▶ _Information_
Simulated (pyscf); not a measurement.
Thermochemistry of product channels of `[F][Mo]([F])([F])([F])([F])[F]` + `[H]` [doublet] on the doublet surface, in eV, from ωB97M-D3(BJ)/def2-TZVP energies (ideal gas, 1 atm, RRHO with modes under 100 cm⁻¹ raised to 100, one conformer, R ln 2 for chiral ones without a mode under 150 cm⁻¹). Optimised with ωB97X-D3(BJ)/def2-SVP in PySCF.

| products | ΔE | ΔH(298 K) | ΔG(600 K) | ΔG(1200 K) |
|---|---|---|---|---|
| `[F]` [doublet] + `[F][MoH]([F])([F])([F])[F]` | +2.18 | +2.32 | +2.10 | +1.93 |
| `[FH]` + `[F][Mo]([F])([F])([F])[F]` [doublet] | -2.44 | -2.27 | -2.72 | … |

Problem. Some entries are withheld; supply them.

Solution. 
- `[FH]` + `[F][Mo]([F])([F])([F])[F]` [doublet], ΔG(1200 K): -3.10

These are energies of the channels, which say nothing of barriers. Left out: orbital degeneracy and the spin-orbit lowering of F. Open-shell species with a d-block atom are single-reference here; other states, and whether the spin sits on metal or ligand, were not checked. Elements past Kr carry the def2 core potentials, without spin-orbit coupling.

▶ _Requirement_
Write every line of the material out again exactly.

▶ _Exercise response_
Simulated (pyscf); not a measurement.
Thermochemistry of product channels of `[F][Mo]([F])([F])([F])([F])[F]` + `[H]` [doublet] on the doublet surface, in eV, from ωB97M-D3(BJ)/def2-TZVP energies (ideal gas, 1 atm, RRHO with modes under 100 cm⁻¹ raised to 100, one conformer, R ln 2 for chiral ones without a mode under 150 cm⁻¹). Optimised with ωB97X-D3(BJ)/def2-SVP in PySCF.

| products | ΔE | ΔH(298 K) | ΔG(600 K) | ΔG(1200 K) |
|---|---|---|---|---|
| `[F]` [doublet] + `[F][MoH]([F])([F])([F])[F]` | +2.18 | +2.32 | +2.10 | +1.93 |
| `[FH]` + `[F][Mo]([F])([F])([F])[F]` [doublet] | -2.44 | -2.27 | -2.72 | … |

Problem. Some entries are withheld; supply them.

Solution. 
- `[FH]` + `[F][Mo]([F])([F])([F])[F]` [doublet], ΔG(1200 K): -3.10

These are energies of the channels, which say nothing of barriers. Left out: orbital degeneracy and the spin-orbit lowering of F. Open-shell species with a d-block atom are single-reference here; other states, and whether the spin sits on metal or ligand, were not checked. Elements past Kr carry the def2 core potentials, without spin-orbit coupling.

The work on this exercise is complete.